START Data under study

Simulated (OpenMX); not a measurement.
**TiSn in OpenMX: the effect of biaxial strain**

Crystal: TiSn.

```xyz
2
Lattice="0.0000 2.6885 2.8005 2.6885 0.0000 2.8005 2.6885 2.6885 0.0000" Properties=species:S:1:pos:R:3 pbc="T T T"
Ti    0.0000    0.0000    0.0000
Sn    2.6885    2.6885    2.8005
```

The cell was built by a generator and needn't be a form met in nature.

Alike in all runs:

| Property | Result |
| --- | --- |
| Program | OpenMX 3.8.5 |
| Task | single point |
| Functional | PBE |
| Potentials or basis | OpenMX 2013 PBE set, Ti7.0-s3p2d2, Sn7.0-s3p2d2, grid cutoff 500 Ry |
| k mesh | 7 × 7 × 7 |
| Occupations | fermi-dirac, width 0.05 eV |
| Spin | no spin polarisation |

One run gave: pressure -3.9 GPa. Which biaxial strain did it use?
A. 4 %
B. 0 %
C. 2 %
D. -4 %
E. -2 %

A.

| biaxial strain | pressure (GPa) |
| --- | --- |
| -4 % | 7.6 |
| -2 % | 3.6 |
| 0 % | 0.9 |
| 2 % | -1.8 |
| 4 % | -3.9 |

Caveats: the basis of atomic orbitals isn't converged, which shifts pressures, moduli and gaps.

END Data under study

» **Work task**
Set down the whole listing again. Keep every word as it is.

» **Solution**
Simulated (OpenMX); not a measurement.
**TiSn in OpenMX: the effect of biaxial strain**

Crystal: TiSn.

```xyz
2
Lattice="0.0000 2.6885 2.8005 2.6885 0.0000 2.8005 2.6885 2.6885 0.0000" Properties=species:S:1:pos:R:3 pbc="T T T"
Ti    0.0000    0.0000    0.0000
Sn    2.6885    2.6885    2.8005
```

The cell was built by a generator and needn't be a form met in nature.

Alike in all runs:

| Property | Result |
| --- | --- |
| Program | OpenMX 3.8.5 |
| Task | single point |
| Functional | PBE |
| Potentials or basis | OpenMX 2013 PBE set, Ti7.0-s3p2d2, Sn7.0-s3p2d2, grid cutoff 500 Ry |
| k mesh | 7 × 7 × 7 |
| Occupations | fermi-dirac, width 0.05 eV |
| Spin | no spin polarisation |

One run gave: pressure -3.9 GPa. Which biaxial strain did it use?
A. 4 %
B. 0 %
C. 2 %
D. -4 %
E. -2 %

A.

| biaxial strain | pressure (GPa) |
| --- | --- |
| -4 % | 7.6 |
| -2 % | 3.6 |
| 0 % | 0.9 |
| 2 % | -1.8 |
| 4 % | -3.9 |

Caveats: the basis of atomic orbitals isn't converged, which shifts pressures, moduli and gaps.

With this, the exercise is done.